▬▬▬▬▬▬
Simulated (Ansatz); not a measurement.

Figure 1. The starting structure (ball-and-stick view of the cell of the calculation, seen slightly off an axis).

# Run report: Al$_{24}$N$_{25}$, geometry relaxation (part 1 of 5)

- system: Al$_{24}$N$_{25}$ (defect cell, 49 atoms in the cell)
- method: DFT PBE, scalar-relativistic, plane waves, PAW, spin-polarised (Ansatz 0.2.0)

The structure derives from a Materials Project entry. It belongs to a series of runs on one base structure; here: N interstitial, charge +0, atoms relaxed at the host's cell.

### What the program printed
▬▬▬▬▬▬

| Action item |
Precisely the lines between those holding "(part 1 of 5)" and "The structure derives", inclusive, are to be reproduced from the listing above, with nothing added.

| Reply |
# Run report: Al$_{24}$N$_{25}$, geometry relaxation (part 1 of 5)

- system: Al$_{24}$N$_{25}$ (defect cell, 49 atoms in the cell)
- method: DFT PBE, scalar-relativistic, plane waves, PAW, spin-polarised (Ansatz 0.2.0)

The structure derives from a Materials Project entry. It belongs to a series of runs on one base structure; here: N interstitial, charge +0, atoms relaxed at the host's cell.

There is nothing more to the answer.